* Record excerpts *
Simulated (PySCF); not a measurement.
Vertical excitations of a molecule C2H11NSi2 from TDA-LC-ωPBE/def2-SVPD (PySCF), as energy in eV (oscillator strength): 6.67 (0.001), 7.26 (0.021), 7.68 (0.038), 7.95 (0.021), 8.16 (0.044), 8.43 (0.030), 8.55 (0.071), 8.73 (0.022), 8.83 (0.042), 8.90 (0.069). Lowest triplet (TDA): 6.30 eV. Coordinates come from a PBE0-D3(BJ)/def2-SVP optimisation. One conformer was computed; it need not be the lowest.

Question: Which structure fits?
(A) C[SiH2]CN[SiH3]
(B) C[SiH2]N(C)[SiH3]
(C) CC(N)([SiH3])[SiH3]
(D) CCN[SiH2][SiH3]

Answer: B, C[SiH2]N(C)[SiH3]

* Exercise *
The records shown above are to be retyped exactly, with none omitted.

* Worked solution *
Simulated (PySCF); not a measurement.
Vertical excitations of a molecule C2H11NSi2 from TDA-LC-ωPBE/def2-SVPD (PySCF), as energy in eV (oscillator strength): 6.67 (0.001), 7.26 (0.021), 7.68 (0.038), 7.95 (0.021), 8.16 (0.044), 8.43 (0.030), 8.55 (0.071), 8.73 (0.022), 8.83 (0.042), 8.90 (0.069). Lowest triplet (TDA): 6.30 eV. Coordinates come from a PBE0-D3(BJ)/def2-SVP optimisation. One conformer was computed; it need not be the lowest.

Question: Which structure fits?
(A) C[SiH2]CN[SiH3]
(B) C[SiH2]N(C)[SiH3]
(C) CC(N)([SiH3])[SiH3]
(D) CCN[SiH2][SiH3]

Answer: B, C[SiH2]N(C)[SiH3]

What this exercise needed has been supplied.